** Given data follows **
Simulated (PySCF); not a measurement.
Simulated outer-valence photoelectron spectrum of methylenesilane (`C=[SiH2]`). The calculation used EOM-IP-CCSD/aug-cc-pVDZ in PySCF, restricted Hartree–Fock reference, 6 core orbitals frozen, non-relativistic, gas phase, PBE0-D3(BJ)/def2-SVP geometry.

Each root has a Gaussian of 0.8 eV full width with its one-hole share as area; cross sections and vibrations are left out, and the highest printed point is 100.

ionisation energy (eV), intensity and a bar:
** End of Given data **

Work instruction
Transcribe each record exactly. Leave nothing out.

Solution
Simulated (PySCF); not a measurement.
Simulated outer-valence photoelectron spectrum of methylenesilane (`C=[SiH2]`). The calculation used EOM-IP-CCSD/aug-cc-pVDZ in PySCF, restricted Hartree–Fock reference, 6 core orbitals frozen, non-relativistic, gas phase, PBE0-D3(BJ)/def2-SVP geometry.

Each root has a Gaussian of 0.8 eV full width with its one-hole share as area; cross sections and vibrations are left out, and the highest printed point is 100.

ionisation energy (eV), intensity and a bar:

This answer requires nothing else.